- **DATA**:
□ □ □
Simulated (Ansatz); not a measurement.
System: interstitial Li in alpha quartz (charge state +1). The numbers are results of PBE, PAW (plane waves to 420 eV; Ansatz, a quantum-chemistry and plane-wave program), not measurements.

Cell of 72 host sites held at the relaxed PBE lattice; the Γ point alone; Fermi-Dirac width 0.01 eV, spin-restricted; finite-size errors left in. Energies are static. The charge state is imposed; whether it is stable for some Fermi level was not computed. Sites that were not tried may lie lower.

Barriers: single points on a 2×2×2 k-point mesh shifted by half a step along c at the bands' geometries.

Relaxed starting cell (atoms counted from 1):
□ □ □

- **WORK TASK**: Retype every line up to and including the one that contains "Barriers: single points", beginning at the first line of the records, with no edits.

- **EXERCISE ANSWER**:
Simulated (Ansatz); not a measurement.
System: interstitial Li in alpha quartz (charge state +1). The numbers are results of PBE, PAW (plane waves to 420 eV; Ansatz, a quantum-chemistry and plane-wave program), not measurements.

Cell of 72 host sites held at the relaxed PBE lattice; the Γ point alone; Fermi-Dirac width 0.01 eV, spin-restricted; finite-size errors left in. Energies are static. The charge state is imposed; whether it is stable for some Fermi level was not computed. Sites that were not tried may lie lower.

Barriers: single points on a 2×2×2 k-point mesh shifted by half a step along c at the bands' geometries.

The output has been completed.